TASK ITEM
When the line with "How long do these jobs take?" is reached, include it and stop; before that, copy each line of the listing exactly from the first.

---+---

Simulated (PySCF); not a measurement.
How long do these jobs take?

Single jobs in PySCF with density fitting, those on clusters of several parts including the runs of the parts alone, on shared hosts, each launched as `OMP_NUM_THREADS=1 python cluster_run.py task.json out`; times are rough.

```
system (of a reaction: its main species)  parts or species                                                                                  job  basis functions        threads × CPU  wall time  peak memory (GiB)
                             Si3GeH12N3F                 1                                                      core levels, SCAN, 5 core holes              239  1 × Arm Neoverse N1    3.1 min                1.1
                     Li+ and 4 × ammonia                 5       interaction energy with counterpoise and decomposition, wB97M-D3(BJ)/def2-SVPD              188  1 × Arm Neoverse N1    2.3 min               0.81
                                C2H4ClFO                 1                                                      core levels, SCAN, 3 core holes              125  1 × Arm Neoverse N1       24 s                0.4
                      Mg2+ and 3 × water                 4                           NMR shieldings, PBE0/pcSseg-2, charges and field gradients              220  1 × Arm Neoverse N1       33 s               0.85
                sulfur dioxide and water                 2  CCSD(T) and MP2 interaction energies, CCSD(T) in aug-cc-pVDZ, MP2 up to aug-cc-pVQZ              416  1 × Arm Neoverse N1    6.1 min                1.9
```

---+---

TASK RESPONSE
Simulated (PySCF); not a measurement.
How long do these jobs take?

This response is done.